_Extracted material_:
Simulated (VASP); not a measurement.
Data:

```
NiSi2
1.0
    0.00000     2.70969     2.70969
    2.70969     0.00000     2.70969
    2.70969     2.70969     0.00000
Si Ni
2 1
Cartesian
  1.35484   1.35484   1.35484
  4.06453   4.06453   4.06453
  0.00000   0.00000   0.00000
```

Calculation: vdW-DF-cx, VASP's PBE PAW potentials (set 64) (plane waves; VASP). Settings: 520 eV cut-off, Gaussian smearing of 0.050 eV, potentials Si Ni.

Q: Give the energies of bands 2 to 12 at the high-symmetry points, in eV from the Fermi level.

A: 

_Requirement_:
Keep to the lines above, from the first one through the line where "Q: Give the" appears, and copy them exactly.

_Exercise answer_:
Simulated (VASP); not a measurement.
Data:

```
NiSi2
1.0
    0.00000     2.70969     2.70969
    2.70969     0.00000     2.70969
    2.70969     2.70969     0.00000
Si Ni
2 1
Cartesian
  1.35484   1.35484   1.35484
  4.06453   4.06453   4.06453
  0.00000   0.00000   0.00000
```

Calculation: vdW-DF-cx, VASP's PBE PAW potentials (set 64) (plane waves; VASP). Settings: 520 eV cut-off, Gaussian smearing of 0.050 eV, potentials Si Ni.

Q: Give the energies of bands 2 to 12 at the high-symmetry points, in eV from the Fermi level.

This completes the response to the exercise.